## DATA RECORDS
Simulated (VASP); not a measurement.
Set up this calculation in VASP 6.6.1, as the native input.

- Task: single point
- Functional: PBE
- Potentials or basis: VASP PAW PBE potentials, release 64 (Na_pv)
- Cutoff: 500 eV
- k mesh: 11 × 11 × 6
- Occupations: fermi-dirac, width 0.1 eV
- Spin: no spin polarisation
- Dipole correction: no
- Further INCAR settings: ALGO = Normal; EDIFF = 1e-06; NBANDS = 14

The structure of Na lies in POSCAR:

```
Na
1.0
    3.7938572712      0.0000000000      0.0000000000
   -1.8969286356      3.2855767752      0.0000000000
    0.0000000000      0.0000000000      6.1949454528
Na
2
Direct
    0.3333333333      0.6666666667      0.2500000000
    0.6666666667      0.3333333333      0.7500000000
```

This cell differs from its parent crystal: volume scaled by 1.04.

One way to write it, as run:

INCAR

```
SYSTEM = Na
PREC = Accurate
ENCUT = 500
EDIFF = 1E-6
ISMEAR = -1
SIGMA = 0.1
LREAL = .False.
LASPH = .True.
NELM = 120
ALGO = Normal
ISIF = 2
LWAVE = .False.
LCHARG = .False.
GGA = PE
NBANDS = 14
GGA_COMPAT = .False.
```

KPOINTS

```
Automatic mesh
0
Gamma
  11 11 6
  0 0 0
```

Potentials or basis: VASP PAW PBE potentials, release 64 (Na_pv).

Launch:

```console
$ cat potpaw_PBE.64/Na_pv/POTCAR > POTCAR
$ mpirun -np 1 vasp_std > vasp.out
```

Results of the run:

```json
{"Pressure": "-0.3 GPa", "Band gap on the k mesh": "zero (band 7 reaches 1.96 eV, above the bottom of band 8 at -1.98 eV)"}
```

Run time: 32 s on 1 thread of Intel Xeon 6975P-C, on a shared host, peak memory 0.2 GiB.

## REQUIRED ACTION
Each line from the top of the records above through the line containing "- k mesh: 11 × 11 × 6" needs to be transcribed exactly, and no line after it.

## ANSWER BOX
Simulated (VASP); not a measurement.
Set up this calculation in VASP 6.6.1, as the native input.

- Task: single point
- Functional: PBE
- Potentials or basis: VASP PAW PBE potentials, release 64 (Na_pv)
- Cutoff: 500 eV
- k mesh: 11 × 11 × 6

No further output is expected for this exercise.